*INFORMATION*:
—————

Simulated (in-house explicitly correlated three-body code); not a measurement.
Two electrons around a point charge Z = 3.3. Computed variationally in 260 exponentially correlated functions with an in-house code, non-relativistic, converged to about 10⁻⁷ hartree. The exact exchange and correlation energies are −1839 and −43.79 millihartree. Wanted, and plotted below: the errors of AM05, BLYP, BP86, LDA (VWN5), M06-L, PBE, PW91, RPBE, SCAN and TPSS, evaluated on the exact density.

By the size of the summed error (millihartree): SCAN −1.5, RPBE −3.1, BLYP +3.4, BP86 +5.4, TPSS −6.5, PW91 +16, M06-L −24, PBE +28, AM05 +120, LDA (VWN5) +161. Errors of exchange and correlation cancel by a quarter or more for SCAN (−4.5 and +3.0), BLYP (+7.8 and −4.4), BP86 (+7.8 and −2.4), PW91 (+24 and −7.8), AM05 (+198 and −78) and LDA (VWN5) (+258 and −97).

—————

*WORK REQUEST*:
From the first line of the listing above through the line that contains "Two electrons around", retype every line exactly, and write nothing else.

*WRITTEN SOLUTION*:
Simulated (in-house explicitly correlated three-body code); not a measurement.
Two electrons around a point charge Z = 3.3. Computed variationally in 260 exponentially correlated functions with an in-house code, non-relativistic, converged to about 10⁻⁷ hartree. The exact exchange and correlation energies are −1839 and −43.79 millihartree. Wanted, and plotted below: the errors of AM05, BLYP, BP86, LDA (VWN5), M06-L, PBE, PW91, RPBE, SCAN and TPSS, evaluated on the exact density.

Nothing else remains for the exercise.